→ **Dataset excerpts**:
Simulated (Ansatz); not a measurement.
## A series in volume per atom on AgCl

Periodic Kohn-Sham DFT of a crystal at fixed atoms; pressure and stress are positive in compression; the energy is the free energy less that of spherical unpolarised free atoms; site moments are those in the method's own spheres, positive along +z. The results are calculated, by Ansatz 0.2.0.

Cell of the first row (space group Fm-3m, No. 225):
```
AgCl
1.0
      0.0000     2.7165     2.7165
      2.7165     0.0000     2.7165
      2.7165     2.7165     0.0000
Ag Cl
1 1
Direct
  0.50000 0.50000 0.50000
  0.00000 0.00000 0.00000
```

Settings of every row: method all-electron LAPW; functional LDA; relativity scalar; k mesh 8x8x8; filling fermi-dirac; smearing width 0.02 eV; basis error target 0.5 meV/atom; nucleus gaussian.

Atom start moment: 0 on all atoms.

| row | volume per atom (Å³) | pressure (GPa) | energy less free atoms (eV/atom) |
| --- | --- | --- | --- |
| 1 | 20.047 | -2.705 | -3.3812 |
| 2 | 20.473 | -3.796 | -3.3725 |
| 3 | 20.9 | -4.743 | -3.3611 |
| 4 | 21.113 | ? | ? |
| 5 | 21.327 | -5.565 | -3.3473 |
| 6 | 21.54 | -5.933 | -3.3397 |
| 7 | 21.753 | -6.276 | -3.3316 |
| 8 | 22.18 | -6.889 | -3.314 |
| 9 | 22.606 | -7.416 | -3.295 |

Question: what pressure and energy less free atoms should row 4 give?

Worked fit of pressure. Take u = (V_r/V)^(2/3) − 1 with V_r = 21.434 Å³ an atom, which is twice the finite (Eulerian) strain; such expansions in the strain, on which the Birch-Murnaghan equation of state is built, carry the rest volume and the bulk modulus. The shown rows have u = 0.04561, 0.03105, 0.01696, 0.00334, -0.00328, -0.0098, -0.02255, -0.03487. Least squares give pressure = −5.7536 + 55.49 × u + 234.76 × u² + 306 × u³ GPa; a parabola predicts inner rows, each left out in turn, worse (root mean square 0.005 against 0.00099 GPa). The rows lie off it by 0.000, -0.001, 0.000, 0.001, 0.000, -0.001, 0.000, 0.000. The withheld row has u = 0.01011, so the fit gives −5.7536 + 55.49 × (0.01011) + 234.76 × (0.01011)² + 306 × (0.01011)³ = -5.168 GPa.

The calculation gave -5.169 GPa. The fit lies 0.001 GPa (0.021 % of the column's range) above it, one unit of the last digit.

→ **Work order**: Out of the data above, give again only the lines starting at the one holding "-7.416 | -3.295 |" and ending at the one holding "Question: what pressure", unchanged.

→ **Task output**:
| 9 | 22.606 | -7.416 | -3.295 |

Question: what pressure and energy less free atoms should row 4 give?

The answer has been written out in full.